→ **Work request**
Everything from the first line of the material below through the line containing "A: As run (the" must be retyped exactly, and nothing past it.

================================

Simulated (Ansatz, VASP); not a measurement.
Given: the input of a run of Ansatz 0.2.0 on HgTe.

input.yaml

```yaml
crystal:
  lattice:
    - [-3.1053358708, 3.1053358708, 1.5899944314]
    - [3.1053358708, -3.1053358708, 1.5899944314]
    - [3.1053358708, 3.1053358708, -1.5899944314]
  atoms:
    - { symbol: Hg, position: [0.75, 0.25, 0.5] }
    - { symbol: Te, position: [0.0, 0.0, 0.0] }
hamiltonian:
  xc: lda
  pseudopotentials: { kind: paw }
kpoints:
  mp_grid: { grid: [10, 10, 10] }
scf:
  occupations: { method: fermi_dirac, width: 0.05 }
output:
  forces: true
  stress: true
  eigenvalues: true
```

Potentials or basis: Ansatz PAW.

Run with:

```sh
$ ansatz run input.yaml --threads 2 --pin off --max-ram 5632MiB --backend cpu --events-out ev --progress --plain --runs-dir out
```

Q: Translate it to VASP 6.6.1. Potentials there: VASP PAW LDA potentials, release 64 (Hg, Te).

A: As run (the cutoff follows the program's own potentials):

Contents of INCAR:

================================

→ **Your solution**
Simulated (Ansatz, VASP); not a measurement.
Given: the input of a run of Ansatz 0.2.0 on HgTe.

input.yaml

```yaml
crystal:
  lattice:
    - [-3.1053358708, 3.1053358708, 1.5899944314]
    - [3.1053358708, -3.1053358708, 1.5899944314]
    - [3.1053358708, 3.1053358708, -1.5899944314]
  atoms:
    - { symbol: Hg, position: [0.75, 0.25, 0.5] }
    - { symbol: Te, position: [0.0, 0.0, 0.0] }
hamiltonian:
  xc: lda
  pseudopotentials: { kind: paw }
kpoints:
  mp_grid: { grid: [10, 10, 10] }
scf:
  occupations: { method: fermi_dirac, width: 0.05 }
output:
  forces: true
  stress: true
  eigenvalues: true
```

Potentials or basis: Ansatz PAW.

Run with:

```sh
$ ansatz run input.yaml --threads 2 --pin off --max-ram 5632MiB --backend cpu --events-out ev --progress --plain --runs-dir out
```

Q: Translate it to VASP 6.6.1. Potentials there: VASP PAW LDA potentials, release 64 (Hg, Te).

A: As run (the cutoff follows the program's own potentials):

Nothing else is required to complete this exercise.